◆ ◆ ◆ ◆ ◆ ◆ ◆

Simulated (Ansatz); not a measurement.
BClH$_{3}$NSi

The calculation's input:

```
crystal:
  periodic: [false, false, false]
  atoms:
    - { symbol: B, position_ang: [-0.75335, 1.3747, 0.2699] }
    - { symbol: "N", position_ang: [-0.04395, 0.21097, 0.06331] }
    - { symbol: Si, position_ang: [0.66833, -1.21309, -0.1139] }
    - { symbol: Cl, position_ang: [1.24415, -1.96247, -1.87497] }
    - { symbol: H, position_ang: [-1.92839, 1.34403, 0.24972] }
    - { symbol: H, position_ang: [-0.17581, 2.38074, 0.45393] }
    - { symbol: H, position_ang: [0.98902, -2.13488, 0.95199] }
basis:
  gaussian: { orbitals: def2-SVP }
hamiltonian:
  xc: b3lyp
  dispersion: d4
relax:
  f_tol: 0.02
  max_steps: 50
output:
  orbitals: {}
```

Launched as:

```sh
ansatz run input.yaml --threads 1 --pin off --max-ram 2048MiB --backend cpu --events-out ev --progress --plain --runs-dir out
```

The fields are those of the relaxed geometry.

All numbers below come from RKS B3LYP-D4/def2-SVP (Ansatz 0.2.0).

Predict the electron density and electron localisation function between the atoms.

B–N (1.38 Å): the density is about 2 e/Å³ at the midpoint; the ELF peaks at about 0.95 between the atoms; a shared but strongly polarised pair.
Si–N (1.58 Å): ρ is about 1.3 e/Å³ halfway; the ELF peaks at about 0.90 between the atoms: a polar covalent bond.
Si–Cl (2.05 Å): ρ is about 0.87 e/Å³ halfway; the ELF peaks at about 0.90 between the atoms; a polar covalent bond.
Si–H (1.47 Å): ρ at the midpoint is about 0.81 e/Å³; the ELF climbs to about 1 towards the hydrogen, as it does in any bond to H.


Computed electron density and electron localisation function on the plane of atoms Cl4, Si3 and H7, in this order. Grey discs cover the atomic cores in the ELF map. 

◆ ◆ ◆ ◆ ◆ ◆ ◆

TASK ITEM
Each line above from the one with "All numbers below" up to and including the one with "Si–H (1.47 Å): ρ" must be set down exactly, and no line outside that span may appear.

EXERCISE OUTPUT
All numbers below come from RKS B3LYP-D4/def2-SVP (Ansatz 0.2.0).

Predict the electron density and electron localisation function between the atoms.

B–N (1.38 Å): the density is about 2 e/Å³ at the midpoint; the ELF peaks at about 0.95 between the atoms; a shared but strongly polarised pair.
Si–N (1.58 Å): ρ is about 1.3 e/Å³ halfway; the ELF peaks at about 0.90 between the atoms: a polar covalent bond.
Si–Cl (2.05 Å): ρ is about 0.87 e/Å³ halfway; the ELF peaks at about 0.90 between the atoms; a polar covalent bond.
Si–H (1.47 Å): ρ at the midpoint is about 0.81 e/Å³; the ELF climbs to about 1 towards the hydrogen, as it does in any bond to H.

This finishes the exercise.